[Extracted material — start]
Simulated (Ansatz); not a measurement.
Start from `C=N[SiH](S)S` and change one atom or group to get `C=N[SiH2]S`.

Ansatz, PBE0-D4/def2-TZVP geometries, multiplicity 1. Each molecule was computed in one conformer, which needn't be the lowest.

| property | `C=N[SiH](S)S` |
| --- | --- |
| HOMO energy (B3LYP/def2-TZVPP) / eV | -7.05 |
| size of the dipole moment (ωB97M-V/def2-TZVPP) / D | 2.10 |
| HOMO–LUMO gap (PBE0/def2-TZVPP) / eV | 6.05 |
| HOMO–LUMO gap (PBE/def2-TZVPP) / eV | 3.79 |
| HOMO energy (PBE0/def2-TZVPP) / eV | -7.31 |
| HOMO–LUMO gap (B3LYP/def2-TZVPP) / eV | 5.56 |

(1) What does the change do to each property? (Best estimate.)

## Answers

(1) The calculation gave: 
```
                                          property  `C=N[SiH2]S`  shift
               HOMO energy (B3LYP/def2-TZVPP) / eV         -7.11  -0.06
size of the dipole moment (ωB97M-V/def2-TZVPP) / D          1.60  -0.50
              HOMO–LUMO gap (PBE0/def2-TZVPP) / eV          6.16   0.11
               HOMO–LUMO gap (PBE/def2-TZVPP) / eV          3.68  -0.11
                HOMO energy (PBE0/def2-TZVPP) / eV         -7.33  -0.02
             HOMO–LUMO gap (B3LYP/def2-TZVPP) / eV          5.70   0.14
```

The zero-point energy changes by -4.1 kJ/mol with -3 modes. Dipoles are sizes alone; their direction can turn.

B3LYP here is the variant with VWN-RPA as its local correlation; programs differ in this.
[Extracted material — finish]

Assignment:
The lines to return begin at the first line of the records and end at the line holding "The zero-point energy"; please return them exactly, including both, and nothing beyond.

Task output:
Simulated (Ansatz); not a measurement.
Start from `C=N[SiH](S)S` and change one atom or group to get `C=N[SiH2]S`.

Ansatz, PBE0-D4/def2-TZVP geometries, multiplicity 1. Each molecule was computed in one conformer, which needn't be the lowest.

| property | `C=N[SiH](S)S` |
| --- | --- |
| HOMO energy (B3LYP/def2-TZVPP) / eV | -7.05 |
| size of the dipole moment (ωB97M-V/def2-TZVPP) / D | 2.10 |
| HOMO–LUMO gap (PBE0/def2-TZVPP) / eV | 6.05 |
| HOMO–LUMO gap (PBE/def2-TZVPP) / eV | 3.79 |
| HOMO energy (PBE0/def2-TZVPP) / eV | -7.31 |
| HOMO–LUMO gap (B3LYP/def2-TZVPP) / eV | 5.56 |

(1) What does the change do to each property? (Best estimate.)

## Answers

(1) The calculation gave: 
```
                                          property  `C=N[SiH2]S`  shift
               HOMO energy (B3LYP/def2-TZVPP) / eV         -7.11  -0.06
size of the dipole moment (ωB97M-V/def2-TZVPP) / D          1.60  -0.50
              HOMO–LUMO gap (PBE0/def2-TZVPP) / eV          6.16   0.11
               HOMO–LUMO gap (PBE/def2-TZVPP) / eV          3.68  -0.11
                HOMO energy (PBE0/def2-TZVPP) / eV         -7.33  -0.02
             HOMO–LUMO gap (B3LYP/def2-TZVPP) / eV          5.70   0.14
```

The zero-point energy changes by -4.1 kJ/mol with -3 modes. Dipoles are sizes alone; their direction can turn.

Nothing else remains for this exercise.